_Required action_.
Line by line, copy the material below exactly.

_Source data_.
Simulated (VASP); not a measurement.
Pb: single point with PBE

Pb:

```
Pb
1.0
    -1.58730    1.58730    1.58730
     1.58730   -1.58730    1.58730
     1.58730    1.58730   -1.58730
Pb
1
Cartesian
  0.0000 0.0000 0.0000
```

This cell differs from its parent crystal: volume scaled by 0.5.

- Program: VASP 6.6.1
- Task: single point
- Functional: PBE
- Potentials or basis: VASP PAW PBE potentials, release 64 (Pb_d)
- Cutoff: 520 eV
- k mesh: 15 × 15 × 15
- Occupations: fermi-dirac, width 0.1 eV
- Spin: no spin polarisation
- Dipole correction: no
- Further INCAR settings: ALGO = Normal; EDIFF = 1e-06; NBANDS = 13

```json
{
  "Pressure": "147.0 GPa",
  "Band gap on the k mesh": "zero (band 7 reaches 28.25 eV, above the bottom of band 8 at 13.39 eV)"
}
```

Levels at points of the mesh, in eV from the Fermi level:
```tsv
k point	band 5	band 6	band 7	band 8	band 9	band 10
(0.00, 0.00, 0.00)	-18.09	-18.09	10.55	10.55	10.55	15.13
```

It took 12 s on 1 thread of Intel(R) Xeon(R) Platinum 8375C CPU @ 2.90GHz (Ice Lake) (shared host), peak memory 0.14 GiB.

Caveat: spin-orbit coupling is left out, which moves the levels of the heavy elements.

_Exercise answer_.
Simulated (VASP); not a measurement.
Pb: single point with PBE

Pb:

```
Pb
1.0
    -1.58730    1.58730    1.58730
     1.58730   -1.58730    1.58730
     1.58730    1.58730   -1.58730
Pb
1
Cartesian
  0.0000 0.0000 0.0000
```

This cell differs from its parent crystal: volume scaled by 0.5.

- Program: VASP 6.6.1
- Task: single point
- Functional: PBE
- Potentials or basis: VASP PAW PBE potentials, release 64 (Pb_d)
- Cutoff: 520 eV
- k mesh: 15 × 15 × 15
- Occupations: fermi-dirac, width 0.1 eV
- Spin: no spin polarisation
- Dipole correction: no
- Further INCAR settings: ALGO = Normal; EDIFF = 1e-06; NBANDS = 13

```json
{
  "Pressure": "147.0 GPa",
  "Band gap on the k mesh": "zero (band 7 reaches 28.25 eV, above the bottom of band 8 at 13.39 eV)"
}
```

Levels at points of the mesh, in eV from the Fermi level:
```tsv
k point	band 5	band 6	band 7	band 8	band 9	band 10
(0.00, 0.00, 0.00)	-18.09	-18.09	10.55	10.55	10.55	15.13
```

It took 12 s on 1 thread of Intel(R) Xeon(R) Platinum 8375C CPU @ 2.90GHz (Ice Lake) (shared host), peak memory 0.14 GiB.

Caveat: spin-orbit coupling is left out, which moves the levels of the heavy elements.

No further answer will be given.